= Required action =
Repeat verbatim, and only, the lines of the data below, beginning at the line that contains "Ansatz 0.2.0 |" and stopping after the line that contains "cutoffs and numerics.".

────

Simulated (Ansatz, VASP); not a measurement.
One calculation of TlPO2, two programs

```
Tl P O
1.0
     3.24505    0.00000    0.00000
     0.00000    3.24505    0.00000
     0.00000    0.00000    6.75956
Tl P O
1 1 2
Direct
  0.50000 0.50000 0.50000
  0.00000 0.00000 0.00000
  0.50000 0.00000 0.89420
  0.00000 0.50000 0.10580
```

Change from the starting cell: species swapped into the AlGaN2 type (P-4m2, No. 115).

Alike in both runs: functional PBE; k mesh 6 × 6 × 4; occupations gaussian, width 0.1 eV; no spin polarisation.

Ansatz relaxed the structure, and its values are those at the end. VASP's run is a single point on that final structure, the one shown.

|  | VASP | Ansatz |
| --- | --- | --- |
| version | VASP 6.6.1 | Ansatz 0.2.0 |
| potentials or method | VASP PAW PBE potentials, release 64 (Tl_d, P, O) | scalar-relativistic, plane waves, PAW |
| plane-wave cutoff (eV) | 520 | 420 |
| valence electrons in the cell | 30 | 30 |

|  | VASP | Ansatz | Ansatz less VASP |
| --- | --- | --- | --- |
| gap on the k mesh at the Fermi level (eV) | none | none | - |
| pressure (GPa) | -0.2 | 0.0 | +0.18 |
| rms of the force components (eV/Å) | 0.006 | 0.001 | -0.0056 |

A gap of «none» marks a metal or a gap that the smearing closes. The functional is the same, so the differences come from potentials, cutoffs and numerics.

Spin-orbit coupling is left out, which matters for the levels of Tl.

────

= Task output =
| version | VASP 6.6.1 | Ansatz 0.2.0 |
| potentials or method | VASP PAW PBE potentials, release 64 (Tl_d, P, O) | scalar-relativistic, plane waves, PAW |
| plane-wave cutoff (eV) | 520 | 420 |
| valence electrons in the cell | 30 | 30 |

|  | VASP | Ansatz | Ansatz less VASP |
| --- | --- | --- | --- |
| gap on the k mesh at the Fermi level (eV) | none | none | - |
| pressure (GPa) | -0.2 | 0.0 | +0.18 |
| rms of the force components (eV/Å) | 0.006 | 0.001 | -0.0056 |

A gap of «none» marks a metal or a gap that the smearing closes. The functional is the same, so the differences come from potentials, cutoffs and numerics.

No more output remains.